Work item: Nothing but the lines from the start of the records through the line that contains "How did the" is to be copied, and each is to be copied exactly.

──────── Dataset content
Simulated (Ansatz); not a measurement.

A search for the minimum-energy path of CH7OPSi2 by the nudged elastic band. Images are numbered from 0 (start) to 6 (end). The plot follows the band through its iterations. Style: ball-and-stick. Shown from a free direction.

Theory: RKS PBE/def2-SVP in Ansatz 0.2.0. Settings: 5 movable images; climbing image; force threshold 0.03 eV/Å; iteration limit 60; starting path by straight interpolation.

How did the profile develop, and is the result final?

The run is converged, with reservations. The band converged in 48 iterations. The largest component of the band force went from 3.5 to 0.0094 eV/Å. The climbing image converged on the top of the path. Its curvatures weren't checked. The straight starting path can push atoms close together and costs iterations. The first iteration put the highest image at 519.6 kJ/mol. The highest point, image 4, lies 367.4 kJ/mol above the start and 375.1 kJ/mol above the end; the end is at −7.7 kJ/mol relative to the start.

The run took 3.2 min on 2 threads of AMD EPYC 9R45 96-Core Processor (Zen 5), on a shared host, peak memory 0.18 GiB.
────────────────

Written solution:
Simulated (Ansatz); not a measurement.

A search for the minimum-energy path of CH7OPSi2 by the nudged elastic band. Images are numbered from 0 (start) to 6 (end). The plot follows the band through its iterations. Style: ball-and-stick. Shown from a free direction.

Theory: RKS PBE/def2-SVP in Ansatz 0.2.0. Settings: 5 movable images; climbing image; force threshold 0.03 eV/Å; iteration limit 60; starting path by straight interpolation.

How did the profile develop, and is the result final?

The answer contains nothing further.